▶ Entries shown
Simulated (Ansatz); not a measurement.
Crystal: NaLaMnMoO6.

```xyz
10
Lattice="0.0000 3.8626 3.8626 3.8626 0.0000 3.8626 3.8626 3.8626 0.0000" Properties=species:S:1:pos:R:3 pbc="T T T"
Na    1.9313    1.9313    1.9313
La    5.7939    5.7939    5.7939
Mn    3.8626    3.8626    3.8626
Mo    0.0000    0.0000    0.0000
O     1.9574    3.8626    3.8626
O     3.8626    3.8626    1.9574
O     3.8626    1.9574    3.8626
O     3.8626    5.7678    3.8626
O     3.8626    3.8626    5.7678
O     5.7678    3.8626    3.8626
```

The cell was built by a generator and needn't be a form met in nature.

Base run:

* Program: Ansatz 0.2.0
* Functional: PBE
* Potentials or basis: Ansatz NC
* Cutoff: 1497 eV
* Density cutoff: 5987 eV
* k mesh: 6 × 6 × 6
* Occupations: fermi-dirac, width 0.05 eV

▶ Brief
Using the data above, restate every record word for word.

▶ Result
Simulated (Ansatz); not a measurement.
Crystal: NaLaMnMoO6.

```xyz
10
Lattice="0.0000 3.8626 3.8626 3.8626 0.0000 3.8626 3.8626 3.8626 0.0000" Properties=species:S:1:pos:R:3 pbc="T T T"
Na    1.9313    1.9313    1.9313
La    5.7939    5.7939    5.7939
Mn    3.8626    3.8626    3.8626
Mo    0.0000    0.0000    0.0000
O     1.9574    3.8626    3.8626
O     3.8626    3.8626    1.9574
O     3.8626    1.9574    3.8626
O     3.8626    5.7678    3.8626
O     3.8626    3.8626    5.7678
O     5.7678    3.8626    3.8626
```

The cell was built by a generator and needn't be a form met in nature.

Base run:

* Program: Ansatz 0.2.0
* Functional: PBE
* Potentials or basis: Ansatz NC
* Cutoff: 1497 eV
* Density cutoff: 5987 eV
* k mesh: 6 × 6 × 6
* Occupations: fermi-dirac, width 0.05 eV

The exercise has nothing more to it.